■ ■ ■ ■ ■ ■ ■
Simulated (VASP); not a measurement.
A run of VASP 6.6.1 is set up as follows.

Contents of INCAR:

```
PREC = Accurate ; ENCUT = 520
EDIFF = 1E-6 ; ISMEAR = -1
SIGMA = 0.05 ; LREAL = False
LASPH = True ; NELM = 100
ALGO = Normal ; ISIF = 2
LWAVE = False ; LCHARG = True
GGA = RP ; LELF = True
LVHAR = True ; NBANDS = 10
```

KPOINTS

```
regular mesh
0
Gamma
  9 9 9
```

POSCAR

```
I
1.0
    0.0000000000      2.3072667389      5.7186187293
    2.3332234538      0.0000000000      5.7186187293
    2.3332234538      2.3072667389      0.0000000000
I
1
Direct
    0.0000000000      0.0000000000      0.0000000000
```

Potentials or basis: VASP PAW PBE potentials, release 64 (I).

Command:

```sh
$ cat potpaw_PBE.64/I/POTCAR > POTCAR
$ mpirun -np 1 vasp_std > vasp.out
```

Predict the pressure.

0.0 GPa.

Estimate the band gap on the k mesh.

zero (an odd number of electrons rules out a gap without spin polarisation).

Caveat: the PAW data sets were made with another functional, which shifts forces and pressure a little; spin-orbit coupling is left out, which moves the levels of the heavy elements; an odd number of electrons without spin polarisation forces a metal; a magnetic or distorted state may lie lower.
■ ■ ■ ■ ■ ■ ■

▶ _Activity_: Starting at the line with "Potentials or basis: VASP" and ending at the line with "zero (an odd", print each line of the listing above exactly, with no other lines.

▶ _Problem solution_:
Potentials or basis: VASP PAW PBE potentials, release 64 (I).

Command:

```sh
$ cat potpaw_PBE.64/I/POTCAR > POTCAR
$ mpirun -np 1 vasp_std > vasp.out
```

Predict the pressure.

0.0 GPa.

Estimate the band gap on the k mesh.

zero (an odd number of electrons rules out a gap without spin polarisation).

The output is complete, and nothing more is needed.